__REQUIRED ACTION__
Transcribe only the lines between the first line of the records and the line containing "7.55 | 163 |", inclusive, exactly as written.

______
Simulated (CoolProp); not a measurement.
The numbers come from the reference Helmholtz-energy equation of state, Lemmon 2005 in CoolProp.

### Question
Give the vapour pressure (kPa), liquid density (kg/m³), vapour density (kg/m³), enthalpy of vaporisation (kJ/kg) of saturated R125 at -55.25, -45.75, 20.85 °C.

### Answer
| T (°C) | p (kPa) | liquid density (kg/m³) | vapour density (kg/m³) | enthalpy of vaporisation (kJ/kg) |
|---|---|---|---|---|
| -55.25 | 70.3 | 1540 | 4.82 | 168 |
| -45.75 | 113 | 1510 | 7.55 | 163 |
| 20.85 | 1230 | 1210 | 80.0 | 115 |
______

__RESPONSE AREA__
Simulated (CoolProp); not a measurement.
The numbers come from the reference Helmholtz-energy equation of state, Lemmon 2005 in CoolProp.

### Question
Give the vapour pressure (kPa), liquid density (kg/m³), vapour density (kg/m³), enthalpy of vaporisation (kJ/kg) of saturated R125 at -55.25, -45.75, 20.85 °C.

### Answer
| T (°C) | p (kPa) | liquid density (kg/m³) | vapour density (kg/m³) | enthalpy of vaporisation (kJ/kg) |
|---|---|---|---|---|
| -55.25 | 70.3 | 1540 | 4.82 | 168 |
| -45.75 | 113 | 1510 | 7.55 | 163 |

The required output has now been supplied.